## Work task
Write out all of the data without omission, exactly as shown.

☆ ☆ ☆ ☆ ☆

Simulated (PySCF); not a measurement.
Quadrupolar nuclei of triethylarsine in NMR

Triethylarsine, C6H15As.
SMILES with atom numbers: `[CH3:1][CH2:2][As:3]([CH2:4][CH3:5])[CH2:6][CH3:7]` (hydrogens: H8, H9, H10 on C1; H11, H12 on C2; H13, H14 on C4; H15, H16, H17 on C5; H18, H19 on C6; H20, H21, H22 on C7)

☆ ☆ ☆ ☆ ☆

## Your response
Simulated (PySCF); not a measurement.
Quadrupolar nuclei of triethylarsine in NMR

Triethylarsine, C6H15As.
SMILES with atom numbers: `[CH3:1][CH2:2][As:3]([CH2:4][CH3:5])[CH2:6][CH3:7]` (hydrogens: H8, H9, H10 on C1; H11, H12 on C2; H13, H14 on C4; H15, H16, H17 on C5; H18, H19 on C6; H20, H21, H22 on C7)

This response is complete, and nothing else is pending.